REQUIRED ACTION:
Return the following entries exactly, word for word.

• • • • •

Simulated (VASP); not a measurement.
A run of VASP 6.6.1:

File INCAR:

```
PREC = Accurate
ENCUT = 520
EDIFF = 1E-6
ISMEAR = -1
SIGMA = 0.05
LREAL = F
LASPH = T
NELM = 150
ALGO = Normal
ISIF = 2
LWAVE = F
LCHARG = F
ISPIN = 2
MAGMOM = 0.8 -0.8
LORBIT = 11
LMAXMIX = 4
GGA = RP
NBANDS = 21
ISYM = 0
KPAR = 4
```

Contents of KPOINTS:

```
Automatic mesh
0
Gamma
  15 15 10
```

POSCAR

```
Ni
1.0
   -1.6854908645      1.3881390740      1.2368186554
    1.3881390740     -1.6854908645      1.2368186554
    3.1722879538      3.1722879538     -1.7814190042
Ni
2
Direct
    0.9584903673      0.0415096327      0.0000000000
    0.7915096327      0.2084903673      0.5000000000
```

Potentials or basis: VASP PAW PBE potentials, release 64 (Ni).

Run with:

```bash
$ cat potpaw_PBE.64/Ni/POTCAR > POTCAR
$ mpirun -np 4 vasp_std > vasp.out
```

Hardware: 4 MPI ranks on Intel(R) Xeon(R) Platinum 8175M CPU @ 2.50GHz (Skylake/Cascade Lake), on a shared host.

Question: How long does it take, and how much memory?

• • • • •

WRITTEN SOLUTION:
Simulated (VASP); not a measurement.
A run of VASP 6.6.1:

File INCAR:

```
PREC = Accurate
ENCUT = 520
EDIFF = 1E-6
ISMEAR = -1
SIGMA = 0.05
LREAL = F
LASPH = T
NELM = 150
ALGO = Normal
ISIF = 2
LWAVE = F
LCHARG = F
ISPIN = 2
MAGMOM = 0.8 -0.8
LORBIT = 11
LMAXMIX = 4
GGA = RP
NBANDS = 21
ISYM = 0
KPAR = 4
```

Contents of KPOINTS:

```
Automatic mesh
0
Gamma
  15 15 10
```

POSCAR

```
Ni
1.0
   -1.6854908645      1.3881390740      1.2368186554
    1.3881390740     -1.6854908645      1.2368186554
    3.1722879538      3.1722879538     -1.7814190042
Ni
2
Direct
    0.9584903673      0.0415096327      0.0000000000
    0.7915096327      0.2084903673      0.5000000000
```

Potentials or basis: VASP PAW PBE potentials, release 64 (Ni).

Run with:

```bash
$ cat potpaw_PBE.64/Ni/POTCAR > POTCAR
$ mpirun -np 4 vasp_std > vasp.out
```

Hardware: 4 MPI ranks on Intel(R) Xeon(R) Platinum 8175M CPU @ 2.50GHz (Skylake/Cascade Lake), on a shared host.

Question: How long does it take, and how much memory?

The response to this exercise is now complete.